Data extract:
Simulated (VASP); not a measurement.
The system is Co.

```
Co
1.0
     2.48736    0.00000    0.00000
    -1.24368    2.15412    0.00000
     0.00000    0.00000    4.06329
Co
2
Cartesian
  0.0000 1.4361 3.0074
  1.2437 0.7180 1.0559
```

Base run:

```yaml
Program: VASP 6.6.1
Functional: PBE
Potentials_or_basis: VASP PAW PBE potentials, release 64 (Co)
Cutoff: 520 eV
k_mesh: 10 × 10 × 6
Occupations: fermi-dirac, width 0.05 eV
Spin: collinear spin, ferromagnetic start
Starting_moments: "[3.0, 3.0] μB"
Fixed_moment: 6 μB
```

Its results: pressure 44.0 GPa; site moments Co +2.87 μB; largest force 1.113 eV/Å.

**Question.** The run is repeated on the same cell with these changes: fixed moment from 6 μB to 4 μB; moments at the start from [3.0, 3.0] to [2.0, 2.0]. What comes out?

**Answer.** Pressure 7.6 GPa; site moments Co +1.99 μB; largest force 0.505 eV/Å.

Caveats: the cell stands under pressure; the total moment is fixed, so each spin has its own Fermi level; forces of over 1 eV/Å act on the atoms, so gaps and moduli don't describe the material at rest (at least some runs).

Activity:
Your answer should consist only of the lines above between the line holding "What comes out?" and the line holding "force 0.505 eV/Å.", inclusive, each transcribed exactly.

Written response:
**Question.** The run is repeated on the same cell with these changes: fixed moment from 6 μB to 4 μB; moments at the start from [3.0, 3.0] to [2.0, 2.0]. What comes out?

**Answer.** Pressure 7.6 GPa; site moments Co +1.99 μB; largest force 0.505 eV/Å.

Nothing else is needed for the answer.